RECORD EXCERPTS:
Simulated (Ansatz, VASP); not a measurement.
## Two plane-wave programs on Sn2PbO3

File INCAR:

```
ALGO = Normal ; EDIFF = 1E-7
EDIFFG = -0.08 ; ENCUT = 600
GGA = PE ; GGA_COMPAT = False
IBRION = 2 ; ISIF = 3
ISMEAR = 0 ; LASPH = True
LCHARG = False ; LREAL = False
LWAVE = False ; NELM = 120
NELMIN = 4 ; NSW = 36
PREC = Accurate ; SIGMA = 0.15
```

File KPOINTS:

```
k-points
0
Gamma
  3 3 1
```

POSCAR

WORK TASK: Nothing is to be left out, and every entry is to be transcribed exactly.

EXERCISE OUTPUT:
Simulated (Ansatz, VASP); not a measurement.
## Two plane-wave programs on Sn2PbO3

File INCAR:

```
ALGO = Normal ; EDIFF = 1E-7
EDIFFG = -0.08 ; ENCUT = 600
GGA = PE ; GGA_COMPAT = False
IBRION = 2 ; ISIF = 3
ISMEAR = 0 ; LASPH = True
LCHARG = False ; LREAL = False
LWAVE = False ; NELM = 120
NELMIN = 4 ; NSW = 36
PREC = Accurate ; SIGMA = 0.15
```

File KPOINTS:

```
k-points
0
Gamma
  3 3 1
```

POSCAR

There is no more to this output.